Assigned task: Set down exactly the lines in the records below that run from the line with "Quicker runs give" to the line with "A: Calculated at", inclusive, and nothing more.

Data under study:
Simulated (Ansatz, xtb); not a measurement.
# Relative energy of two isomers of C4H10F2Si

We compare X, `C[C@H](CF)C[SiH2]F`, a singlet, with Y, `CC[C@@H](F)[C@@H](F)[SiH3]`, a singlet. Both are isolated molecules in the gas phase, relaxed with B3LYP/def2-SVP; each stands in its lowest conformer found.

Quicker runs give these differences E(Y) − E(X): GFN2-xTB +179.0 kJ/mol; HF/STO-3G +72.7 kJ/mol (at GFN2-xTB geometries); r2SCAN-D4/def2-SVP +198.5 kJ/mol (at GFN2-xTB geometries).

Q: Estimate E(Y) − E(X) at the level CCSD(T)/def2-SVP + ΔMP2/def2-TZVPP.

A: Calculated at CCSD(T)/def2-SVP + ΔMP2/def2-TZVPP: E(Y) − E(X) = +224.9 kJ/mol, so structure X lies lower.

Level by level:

Worked solution:
Quicker runs give these differences E(Y) − E(X): GFN2-xTB +179.0 kJ/mol; HF/STO-3G +72.7 kJ/mol (at GFN2-xTB geometries); r2SCAN-D4/def2-SVP +198.5 kJ/mol (at GFN2-xTB geometries).

Q: Estimate E(Y) − E(X) at the level CCSD(T)/def2-SVP + ΔMP2/def2-TZVPP.

A: Calculated at CCSD(T)/def2-SVP + ΔMP2/def2-TZVPP: E(Y) − E(X) = +224.9 kJ/mol, so structure X lies lower.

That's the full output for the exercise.